▸ REQUIREMENT
Keep only the lines from the top of the listing through the one with "At the start: pressure", and reproduce them unaltered.

▸ DATA
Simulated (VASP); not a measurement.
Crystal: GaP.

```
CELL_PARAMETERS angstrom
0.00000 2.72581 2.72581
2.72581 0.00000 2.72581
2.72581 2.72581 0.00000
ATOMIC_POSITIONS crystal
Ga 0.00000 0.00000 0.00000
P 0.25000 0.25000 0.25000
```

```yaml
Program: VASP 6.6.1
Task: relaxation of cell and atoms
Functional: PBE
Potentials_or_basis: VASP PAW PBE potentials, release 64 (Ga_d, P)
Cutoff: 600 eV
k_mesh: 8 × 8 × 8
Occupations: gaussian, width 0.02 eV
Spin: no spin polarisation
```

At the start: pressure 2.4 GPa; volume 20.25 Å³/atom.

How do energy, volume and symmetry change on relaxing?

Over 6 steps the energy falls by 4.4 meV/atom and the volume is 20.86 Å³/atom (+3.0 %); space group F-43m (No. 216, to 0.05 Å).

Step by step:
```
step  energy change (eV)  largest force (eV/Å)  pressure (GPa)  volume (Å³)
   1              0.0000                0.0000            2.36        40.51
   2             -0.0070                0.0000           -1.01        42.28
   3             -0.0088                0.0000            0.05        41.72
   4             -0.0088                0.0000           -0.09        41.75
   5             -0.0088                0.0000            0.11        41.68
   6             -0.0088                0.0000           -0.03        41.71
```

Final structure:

▸ EXERCISE SOLUTION
Simulated (VASP); not a measurement.
Crystal: GaP.

```
CELL_PARAMETERS angstrom
0.00000 2.72581 2.72581
2.72581 0.00000 2.72581
2.72581 2.72581 0.00000
ATOMIC_POSITIONS crystal
Ga 0.00000 0.00000 0.00000
P 0.25000 0.25000 0.25000
```

```yaml
Program: VASP 6.6.1
Task: relaxation of cell and atoms
Functional: PBE
Potentials_or_basis: VASP PAW PBE potentials, release 64 (Ga_d, P)
Cutoff: 600 eV
k_mesh: 8 × 8 × 8
Occupations: gaussian, width 0.02 eV
Spin: no spin polarisation
```

At the start: pressure 2.4 GPa; volume 20.25 Å³/atom.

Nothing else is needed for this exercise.